**BRIEF**
The entries below contain a line with "SIESTA 5.4.2. The" and a line with "### Step 3.". Quote exactly those two lines and all lines between them.

##### DATA LISTING

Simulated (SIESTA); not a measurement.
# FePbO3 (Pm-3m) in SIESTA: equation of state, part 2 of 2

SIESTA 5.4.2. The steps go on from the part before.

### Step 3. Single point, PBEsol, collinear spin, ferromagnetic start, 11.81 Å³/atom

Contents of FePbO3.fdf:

##########

**TASK OUTPUT**
SIESTA 5.4.2. The steps go on from the part before.

### Step 3. Single point, PBEsol, collinear spin, ferromagnetic start, 11.81 Å³/atom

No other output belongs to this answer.